THE DATA:
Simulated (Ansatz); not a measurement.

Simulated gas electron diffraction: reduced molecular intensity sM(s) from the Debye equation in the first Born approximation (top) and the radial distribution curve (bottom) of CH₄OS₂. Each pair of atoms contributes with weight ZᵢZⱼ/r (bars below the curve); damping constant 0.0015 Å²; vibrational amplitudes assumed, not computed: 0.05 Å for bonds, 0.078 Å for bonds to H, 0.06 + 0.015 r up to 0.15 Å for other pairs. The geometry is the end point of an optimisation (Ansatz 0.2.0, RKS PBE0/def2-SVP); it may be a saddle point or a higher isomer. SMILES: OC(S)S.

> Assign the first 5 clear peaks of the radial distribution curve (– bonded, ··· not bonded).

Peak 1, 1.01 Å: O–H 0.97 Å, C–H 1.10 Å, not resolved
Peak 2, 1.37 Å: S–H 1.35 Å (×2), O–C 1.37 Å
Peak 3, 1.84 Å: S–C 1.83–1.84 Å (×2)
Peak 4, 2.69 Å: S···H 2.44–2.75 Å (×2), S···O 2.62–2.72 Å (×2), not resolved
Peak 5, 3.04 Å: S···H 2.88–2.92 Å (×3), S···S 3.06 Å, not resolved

EXERCISE: Please write out the records from above, keeping every line exact.

RESPONSE BOX:
Simulated (Ansatz); not a measurement.

Simulated gas electron diffraction: reduced molecular intensity sM(s) from the Debye equation in the first Born approximation (top) and the radial distribution curve (bottom) of CH₄OS₂. Each pair of atoms contributes with weight ZᵢZⱼ/r (bars below the curve); damping constant 0.0015 Å²; vibrational amplitudes assumed, not computed: 0.05 Å for bonds, 0.078 Å for bonds to H, 0.06 + 0.015 r up to 0.15 Å for other pairs. The geometry is the end point of an optimisation (Ansatz 0.2.0, RKS PBE0/def2-SVP); it may be a saddle point or a higher isomer. SMILES: OC(S)S.

> Assign the first 5 clear peaks of the radial distribution curve (– bonded, ··· not bonded).

Peak 1, 1.01 Å: O–H 0.97 Å, C–H 1.10 Å, not resolved
Peak 2, 1.37 Å: S–H 1.35 Å (×2), O–C 1.37 Å
Peak 3, 1.84 Å: S–C 1.83–1.84 Å (×2)
Peak 4, 2.69 Å: S···H 2.44–2.75 Å (×2), S···O 2.62–2.72 Å (×2), not resolved
Peak 5, 3.04 Å: S···H 2.88–2.92 Å (×3), S···S 3.06 Å, not resolved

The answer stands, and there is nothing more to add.